Data under study |
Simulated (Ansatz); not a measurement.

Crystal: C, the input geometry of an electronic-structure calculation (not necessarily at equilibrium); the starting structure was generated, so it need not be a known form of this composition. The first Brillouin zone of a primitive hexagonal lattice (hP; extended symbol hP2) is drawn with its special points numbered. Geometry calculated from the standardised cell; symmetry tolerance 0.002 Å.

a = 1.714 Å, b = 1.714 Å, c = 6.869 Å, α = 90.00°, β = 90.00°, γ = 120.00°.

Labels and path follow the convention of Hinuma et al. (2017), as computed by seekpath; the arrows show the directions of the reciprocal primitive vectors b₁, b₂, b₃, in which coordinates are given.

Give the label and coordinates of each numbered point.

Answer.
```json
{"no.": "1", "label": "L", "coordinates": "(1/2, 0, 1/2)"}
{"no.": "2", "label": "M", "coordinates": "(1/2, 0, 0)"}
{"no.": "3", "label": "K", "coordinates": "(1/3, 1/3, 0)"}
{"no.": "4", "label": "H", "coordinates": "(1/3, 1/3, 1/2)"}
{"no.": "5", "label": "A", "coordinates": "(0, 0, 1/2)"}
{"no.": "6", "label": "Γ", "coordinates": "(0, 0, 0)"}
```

Action item |
Return nothing but the lines from the top of the records above through the line that has "Crystal: C, the". Keep each one exact.

Problem solution |
Simulated (Ansatz); not a measurement.

Crystal: C, the input geometry of an electronic-structure calculation (not necessarily at equilibrium); the starting structure was generated, so it need not be a known form of this composition. The first Brillouin zone of a primitive hexagonal lattice (hP; extended symbol hP2) is drawn with its special points numbered. Geometry calculated from the standardised cell; symmetry tolerance 0.002 Å.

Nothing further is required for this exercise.